····················

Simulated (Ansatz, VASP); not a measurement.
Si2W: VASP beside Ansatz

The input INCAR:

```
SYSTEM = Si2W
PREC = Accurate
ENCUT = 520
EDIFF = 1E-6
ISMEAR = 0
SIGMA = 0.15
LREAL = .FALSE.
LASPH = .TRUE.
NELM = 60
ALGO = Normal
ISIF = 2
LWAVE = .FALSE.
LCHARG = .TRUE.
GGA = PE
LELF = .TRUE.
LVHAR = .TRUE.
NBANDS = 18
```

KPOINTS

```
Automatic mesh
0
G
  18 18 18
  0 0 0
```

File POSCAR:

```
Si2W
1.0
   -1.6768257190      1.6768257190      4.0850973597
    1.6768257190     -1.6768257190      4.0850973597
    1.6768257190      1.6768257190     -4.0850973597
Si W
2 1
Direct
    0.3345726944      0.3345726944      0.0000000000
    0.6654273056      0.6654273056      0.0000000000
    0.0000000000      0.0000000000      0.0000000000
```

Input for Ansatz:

····················

■ REQUIREMENT
Each record must be transcribed word for word.

■ WRITTEN RESPONSE
Simulated (Ansatz, VASP); not a measurement.
Si2W: VASP beside Ansatz

The input INCAR:

```
SYSTEM = Si2W
PREC = Accurate
ENCUT = 520
EDIFF = 1E-6
ISMEAR = 0
SIGMA = 0.15
LREAL = .FALSE.
LASPH = .TRUE.
NELM = 60
ALGO = Normal
ISIF = 2
LWAVE = .FALSE.
LCHARG = .TRUE.
GGA = PE
LELF = .TRUE.
LVHAR = .TRUE.
NBANDS = 18
```

KPOINTS

```
Automatic mesh
0
G
  18 18 18
  0 0 0
```

File POSCAR:

```
Si2W
1.0
   -1.6768257190      1.6768257190      4.0850973597
    1.6768257190     -1.6768257190      4.0850973597
    1.6768257190      1.6768257190     -4.0850973597
Si W
2 1
Direct
    0.3345726944      0.3345726944      0.0000000000
    0.6654273056      0.6654273056      0.0000000000
    0.0000000000      0.0000000000      0.0000000000
```

Input for Ansatz:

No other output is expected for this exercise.